-- Opening Marker --

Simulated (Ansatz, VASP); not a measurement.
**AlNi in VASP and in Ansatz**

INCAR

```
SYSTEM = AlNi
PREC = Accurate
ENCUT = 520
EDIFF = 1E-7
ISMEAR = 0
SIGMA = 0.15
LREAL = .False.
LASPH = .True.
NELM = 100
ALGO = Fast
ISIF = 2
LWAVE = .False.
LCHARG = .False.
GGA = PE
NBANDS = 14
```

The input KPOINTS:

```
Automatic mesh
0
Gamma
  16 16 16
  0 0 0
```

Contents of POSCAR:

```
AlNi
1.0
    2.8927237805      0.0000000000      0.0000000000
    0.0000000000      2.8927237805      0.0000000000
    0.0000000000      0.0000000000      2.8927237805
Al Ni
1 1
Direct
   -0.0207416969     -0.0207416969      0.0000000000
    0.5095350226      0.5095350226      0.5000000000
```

-- Closing Marker --

**WORK ITEM**
Your response needs to restate the lines above exactly.

**EXERCISE OUTPUT**
Simulated (Ansatz, VASP); not a measurement.
**AlNi in VASP and in Ansatz**

INCAR

```
SYSTEM = AlNi
PREC = Accurate
ENCUT = 520
EDIFF = 1E-7
ISMEAR = 0
SIGMA = 0.15
LREAL = .False.
LASPH = .True.
NELM = 100
ALGO = Fast
ISIF = 2
LWAVE = .False.
LCHARG = .False.
GGA = PE
NBANDS = 14
```

The input KPOINTS:

```
Automatic mesh
0
Gamma
  16 16 16
  0 0 0
```

Contents of POSCAR:

```
AlNi
1.0
    2.8927237805      0.0000000000      0.0000000000
    0.0000000000      2.8927237805      0.0000000000
    0.0000000000      0.0000000000      2.8927237805
Al Ni
1 1
Direct
   -0.0207416969     -0.0207416969      0.0000000000
    0.5095350226      0.5095350226      0.5000000000
```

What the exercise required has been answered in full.